» **Assignment**
Your job is to write out each record exactly, leaving none out.

=== Section Start ===
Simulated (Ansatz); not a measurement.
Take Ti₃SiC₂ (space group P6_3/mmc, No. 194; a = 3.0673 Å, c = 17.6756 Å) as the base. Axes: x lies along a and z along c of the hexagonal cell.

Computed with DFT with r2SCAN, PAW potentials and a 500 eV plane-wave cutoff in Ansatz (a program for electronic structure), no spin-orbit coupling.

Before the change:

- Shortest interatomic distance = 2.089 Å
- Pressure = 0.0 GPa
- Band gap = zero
=== Section End ===

» **Task answer**
Simulated (Ansatz); not a measurement.
Take Ti₃SiC₂ (space group P6_3/mmc, No. 194; a = 3.0673 Å, c = 17.6756 Å) as the base. Axes: x lies along a and z along c of the hexagonal cell.

Computed with DFT with r2SCAN, PAW potentials and a 500 eV plane-wave cutoff in Ansatz (a program for electronic structure), no spin-orbit coupling.

Before the change:

- Shortest interatomic distance = 2.089 Å
- Pressure = 0.0 GPa
- Band gap = zero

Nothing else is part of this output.